### Work item:
Restate, word for word, the lines from the opening line of the data through the line containing "8.6e18 | 9.3e-7 | 9.3e-7 |", both included, and nothing else.

- Opening Delimiter -

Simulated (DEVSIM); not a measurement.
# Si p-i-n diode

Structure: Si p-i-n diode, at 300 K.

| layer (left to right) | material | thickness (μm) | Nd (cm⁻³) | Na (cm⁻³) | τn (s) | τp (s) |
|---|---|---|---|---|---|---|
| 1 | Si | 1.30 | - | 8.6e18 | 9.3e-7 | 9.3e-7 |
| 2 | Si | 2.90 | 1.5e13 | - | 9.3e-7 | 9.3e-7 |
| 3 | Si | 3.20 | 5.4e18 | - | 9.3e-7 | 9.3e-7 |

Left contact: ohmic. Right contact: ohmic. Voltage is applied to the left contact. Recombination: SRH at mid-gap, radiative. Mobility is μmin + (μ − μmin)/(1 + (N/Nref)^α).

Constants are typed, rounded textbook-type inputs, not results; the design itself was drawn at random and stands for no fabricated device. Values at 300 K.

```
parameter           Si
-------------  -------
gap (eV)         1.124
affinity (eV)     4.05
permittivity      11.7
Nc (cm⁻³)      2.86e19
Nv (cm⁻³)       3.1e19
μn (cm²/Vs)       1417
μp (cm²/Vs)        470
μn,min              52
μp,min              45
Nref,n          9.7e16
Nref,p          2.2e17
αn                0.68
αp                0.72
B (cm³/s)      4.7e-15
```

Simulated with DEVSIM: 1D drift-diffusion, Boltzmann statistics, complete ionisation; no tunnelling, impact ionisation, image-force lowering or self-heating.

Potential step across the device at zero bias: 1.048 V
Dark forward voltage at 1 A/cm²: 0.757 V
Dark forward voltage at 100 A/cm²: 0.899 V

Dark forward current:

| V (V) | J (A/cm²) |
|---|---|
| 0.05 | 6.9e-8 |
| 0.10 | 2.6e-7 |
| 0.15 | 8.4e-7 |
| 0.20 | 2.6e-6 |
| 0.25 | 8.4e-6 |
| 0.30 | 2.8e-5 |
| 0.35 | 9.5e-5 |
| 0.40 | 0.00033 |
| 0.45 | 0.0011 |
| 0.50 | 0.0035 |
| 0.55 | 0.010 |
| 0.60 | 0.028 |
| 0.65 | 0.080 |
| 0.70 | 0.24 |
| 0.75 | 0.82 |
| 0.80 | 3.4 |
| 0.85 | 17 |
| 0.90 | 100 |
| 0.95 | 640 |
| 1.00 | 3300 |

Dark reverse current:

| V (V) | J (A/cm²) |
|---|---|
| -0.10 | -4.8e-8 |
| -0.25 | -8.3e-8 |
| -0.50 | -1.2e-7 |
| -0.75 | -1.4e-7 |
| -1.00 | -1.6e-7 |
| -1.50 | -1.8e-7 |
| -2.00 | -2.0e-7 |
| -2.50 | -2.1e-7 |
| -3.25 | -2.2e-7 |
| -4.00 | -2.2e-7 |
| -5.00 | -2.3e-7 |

- Closing Delimiter -

### Written response:
Simulated (DEVSIM); not a measurement.
# Si p-i-n diode

Structure: Si p-i-n diode, at 300 K.

| layer (left to right) | material | thickness (μm) | Nd (cm⁻³) | Na (cm⁻³) | τn (s) | τp (s) |
|---|---|---|---|---|---|---|
| 1 | Si | 1.30 | - | 8.6e18 | 9.3e-7 | 9.3e-7 |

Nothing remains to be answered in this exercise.